- - -

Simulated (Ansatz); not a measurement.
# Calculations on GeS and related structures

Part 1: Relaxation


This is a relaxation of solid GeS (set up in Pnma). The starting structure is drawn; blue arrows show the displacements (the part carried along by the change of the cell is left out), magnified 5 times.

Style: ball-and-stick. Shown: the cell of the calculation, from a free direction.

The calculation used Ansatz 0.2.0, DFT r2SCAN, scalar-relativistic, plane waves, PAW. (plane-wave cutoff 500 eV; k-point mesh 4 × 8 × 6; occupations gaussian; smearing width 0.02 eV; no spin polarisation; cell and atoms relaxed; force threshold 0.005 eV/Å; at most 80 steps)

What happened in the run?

- - -

Word for word, restate the material above.

Simulated (Ansatz); not a measurement.
# Calculations on GeS and related structures

Part 1: Relaxation


This is a relaxation of solid GeS (set up in Pnma). The starting structure is drawn; blue arrows show the displacements (the part carried along by the change of the cell is left out), magnified 5 times.

Style: ball-and-stick. Shown: the cell of the calculation, from a free direction.

The calculation used Ansatz 0.2.0, DFT r2SCAN, scalar-relativistic, plane waves, PAW. (plane-wave cutoff 500 eV; k-point mesh 4 × 8 × 6; occupations gaussian; smearing width 0.02 eV; no spin polarisation; cell and atoms relaxed; force threshold 0.005 eV/Å; at most 80 steps)

What happened in the run?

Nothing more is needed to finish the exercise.